Transcribe only part of the material below: the lines from the one containing "Above the ordering" through the one containing "<0.2 | 11.0 | <0.2 |", inclusive, exactly as written.

##### The data

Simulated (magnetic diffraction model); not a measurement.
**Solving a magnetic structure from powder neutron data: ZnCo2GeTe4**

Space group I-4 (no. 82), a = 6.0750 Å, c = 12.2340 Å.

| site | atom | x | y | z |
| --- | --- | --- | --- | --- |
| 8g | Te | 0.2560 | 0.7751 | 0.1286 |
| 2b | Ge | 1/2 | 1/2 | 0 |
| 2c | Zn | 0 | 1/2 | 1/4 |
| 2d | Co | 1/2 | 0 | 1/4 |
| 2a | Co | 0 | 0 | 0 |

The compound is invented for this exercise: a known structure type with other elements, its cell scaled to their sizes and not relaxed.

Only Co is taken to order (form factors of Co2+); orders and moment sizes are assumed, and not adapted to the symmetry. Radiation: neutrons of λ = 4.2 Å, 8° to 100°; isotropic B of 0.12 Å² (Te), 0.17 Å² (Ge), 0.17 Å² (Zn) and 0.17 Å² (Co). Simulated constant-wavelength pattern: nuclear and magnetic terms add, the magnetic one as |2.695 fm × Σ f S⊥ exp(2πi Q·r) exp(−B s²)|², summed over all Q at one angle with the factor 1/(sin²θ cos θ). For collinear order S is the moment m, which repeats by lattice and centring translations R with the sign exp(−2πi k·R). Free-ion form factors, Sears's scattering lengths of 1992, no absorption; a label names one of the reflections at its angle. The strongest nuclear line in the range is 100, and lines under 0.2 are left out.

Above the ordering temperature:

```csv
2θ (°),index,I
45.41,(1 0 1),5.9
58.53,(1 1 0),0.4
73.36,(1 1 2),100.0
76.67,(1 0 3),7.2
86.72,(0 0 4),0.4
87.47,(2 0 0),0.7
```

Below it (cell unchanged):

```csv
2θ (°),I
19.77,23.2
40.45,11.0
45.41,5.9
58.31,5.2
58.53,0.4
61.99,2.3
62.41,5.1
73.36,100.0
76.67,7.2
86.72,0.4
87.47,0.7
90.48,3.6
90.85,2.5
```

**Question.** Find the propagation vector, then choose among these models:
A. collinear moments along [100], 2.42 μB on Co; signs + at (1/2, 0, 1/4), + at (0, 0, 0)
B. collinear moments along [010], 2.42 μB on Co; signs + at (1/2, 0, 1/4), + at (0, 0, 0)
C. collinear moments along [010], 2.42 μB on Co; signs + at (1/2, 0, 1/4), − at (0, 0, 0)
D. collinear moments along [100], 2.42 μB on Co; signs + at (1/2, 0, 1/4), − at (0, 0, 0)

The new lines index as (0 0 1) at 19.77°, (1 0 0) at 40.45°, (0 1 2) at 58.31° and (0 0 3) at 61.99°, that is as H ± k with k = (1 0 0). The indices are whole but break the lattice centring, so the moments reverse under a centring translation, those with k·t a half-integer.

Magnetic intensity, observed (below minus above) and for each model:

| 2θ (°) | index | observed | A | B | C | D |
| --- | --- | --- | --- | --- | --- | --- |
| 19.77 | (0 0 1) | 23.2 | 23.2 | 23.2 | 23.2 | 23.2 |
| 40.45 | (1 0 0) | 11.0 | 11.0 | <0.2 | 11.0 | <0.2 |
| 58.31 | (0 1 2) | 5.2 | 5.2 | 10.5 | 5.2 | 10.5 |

##########

-- Task output --
Above the ordering temperature:

```csv
2θ (°),index,I
45.41,(1 0 1),5.9
58.53,(1 1 0),0.4
73.36,(1 1 2),100.0
76.67,(1 0 3),7.2
86.72,(0 0 4),0.4
87.47,(2 0 0),0.7
```

Below it (cell unchanged):

```csv
2θ (°),I
19.77,23.2
40.45,11.0
45.41,5.9
58.31,5.2
58.53,0.4
61.99,2.3
62.41,5.1
73.36,100.0
76.67,7.2
86.72,0.4
87.47,0.7
90.48,3.6
90.85,2.5
```

**Question.** Find the propagation vector, then choose among these models:
A. collinear moments along [100], 2.42 μB on Co; signs + at (1/2, 0, 1/4), + at (0, 0, 0)
B. collinear moments along [010], 2.42 μB on Co; signs + at (1/2, 0, 1/4), + at (0, 0, 0)
C. collinear moments along [010], 2.42 μB on Co; signs + at (1/2, 0, 1/4), − at (0, 0, 0)
D. collinear moments along [100], 2.42 μB on Co; signs + at (1/2, 0, 1/4), − at (0, 0, 0)

The new lines index as (0 0 1) at 19.77°, (1 0 0) at 40.45°, (0 1 2) at 58.31° and (0 0 3) at 61.99°, that is as H ± k with k = (1 0 0). The indices are whole but break the lattice centring, so the moments reverse under a centring translation, those with k·t a half-integer.

Magnetic intensity, observed (below minus above) and for each model:

| 2θ (°) | index | observed | A | B | C | D |
| --- | --- | --- | --- | --- | --- | --- |
| 19.77 | (0 0 1) | 23.2 | 23.2 | 23.2 | 23.2 | 23.2 |
| 40.45 | (1 0 0) | 11.0 | 11.0 | <0.2 | 11.0 | <0.2 |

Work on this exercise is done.